Assignment:
What follows is a listing to be transcribed exactly.

== Data supplied

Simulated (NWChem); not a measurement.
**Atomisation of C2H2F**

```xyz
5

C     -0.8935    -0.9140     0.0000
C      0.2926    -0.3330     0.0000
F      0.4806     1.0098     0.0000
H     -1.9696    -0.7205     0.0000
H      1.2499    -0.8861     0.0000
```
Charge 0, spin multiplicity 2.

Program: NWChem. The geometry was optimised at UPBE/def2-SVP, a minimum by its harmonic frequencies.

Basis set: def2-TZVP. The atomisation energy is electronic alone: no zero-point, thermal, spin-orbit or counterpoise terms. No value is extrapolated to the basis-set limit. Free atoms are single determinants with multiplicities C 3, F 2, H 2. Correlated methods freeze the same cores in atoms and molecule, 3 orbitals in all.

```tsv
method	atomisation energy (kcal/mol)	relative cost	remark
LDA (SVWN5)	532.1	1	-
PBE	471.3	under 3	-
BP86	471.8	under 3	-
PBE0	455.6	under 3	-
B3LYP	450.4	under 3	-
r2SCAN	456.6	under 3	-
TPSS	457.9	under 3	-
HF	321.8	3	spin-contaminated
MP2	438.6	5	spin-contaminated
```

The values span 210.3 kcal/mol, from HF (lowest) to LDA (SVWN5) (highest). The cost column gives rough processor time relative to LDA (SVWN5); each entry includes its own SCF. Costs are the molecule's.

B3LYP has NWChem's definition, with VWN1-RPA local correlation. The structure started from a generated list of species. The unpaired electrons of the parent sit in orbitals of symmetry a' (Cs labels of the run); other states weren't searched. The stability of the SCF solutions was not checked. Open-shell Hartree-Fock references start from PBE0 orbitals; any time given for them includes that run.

====

Task answer:
Simulated (NWChem); not a measurement.
**Atomisation of C2H2F**

```xyz
5

C     -0.8935    -0.9140     0.0000
C      0.2926    -0.3330     0.0000
F      0.4806     1.0098     0.0000
H     -1.9696    -0.7205     0.0000
H      1.2499    -0.8861     0.0000
```
Charge 0, spin multiplicity 2.

Program: NWChem. The geometry was optimised at UPBE/def2-SVP, a minimum by its harmonic frequencies.

Basis set: def2-TZVP. The atomisation energy is electronic alone: no zero-point, thermal, spin-orbit or counterpoise terms. No value is extrapolated to the basis-set limit. Free atoms are single determinants with multiplicities C 3, F 2, H 2. Correlated methods freeze the same cores in atoms and molecule, 3 orbitals in all.

```tsv
method	atomisation energy (kcal/mol)	relative cost	remark
LDA (SVWN5)	532.1	1	-
PBE	471.3	under 3	-
BP86	471.8	under 3	-
PBE0	455.6	under 3	-
B3LYP	450.4	under 3	-
r2SCAN	456.6	under 3	-
TPSS	457.9	under 3	-
HF	321.8	3	spin-contaminated
MP2	438.6	5	spin-contaminated
```

The values span 210.3 kcal/mol, from HF (lowest) to LDA (SVWN5) (highest). The cost column gives rough processor time relative to LDA (SVWN5); each entry includes its own SCF. Costs are the molecule's.

B3LYP has NWChem's definition, with VWN1-RPA local correlation. The structure started from a generated list of species. The unpaired electrons of the parent sit in orbitals of symmetry a' (Cs labels of the run); other states weren't searched. The stability of the SCF solutions was not checked. Open-shell Hartree-Fock references start from PBE0 orbitals; any time given for them includes that run.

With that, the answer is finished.